● STUDY MATERIAL
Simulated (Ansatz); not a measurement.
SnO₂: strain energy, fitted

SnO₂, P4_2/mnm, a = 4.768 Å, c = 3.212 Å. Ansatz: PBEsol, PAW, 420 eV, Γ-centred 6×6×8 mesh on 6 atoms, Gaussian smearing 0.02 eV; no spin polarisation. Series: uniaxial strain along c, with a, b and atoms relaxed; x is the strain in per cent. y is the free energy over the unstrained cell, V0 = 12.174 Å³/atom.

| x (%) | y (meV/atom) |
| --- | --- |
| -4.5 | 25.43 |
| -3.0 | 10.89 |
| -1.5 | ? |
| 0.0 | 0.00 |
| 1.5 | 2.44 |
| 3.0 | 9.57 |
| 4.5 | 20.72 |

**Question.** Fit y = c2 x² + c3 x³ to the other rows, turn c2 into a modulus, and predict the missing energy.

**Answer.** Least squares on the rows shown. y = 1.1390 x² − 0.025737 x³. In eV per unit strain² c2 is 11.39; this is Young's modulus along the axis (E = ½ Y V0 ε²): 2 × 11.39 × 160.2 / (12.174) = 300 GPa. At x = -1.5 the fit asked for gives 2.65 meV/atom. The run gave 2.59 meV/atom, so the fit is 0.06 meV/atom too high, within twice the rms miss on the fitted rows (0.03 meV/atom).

● WORK ORDER
Wherever the line holding "3.0 | 9.57 |" falls in the entries above, copy exactly from it through the line holding "the missing energy.", inclusive, and add nothing.

● TASK RESPONSE
| 3.0 | 9.57 |
| 4.5 | 20.72 |

**Question.** Fit y = c2 x² + c3 x³ to the other rows, turn c2 into a modulus, and predict the missing energy.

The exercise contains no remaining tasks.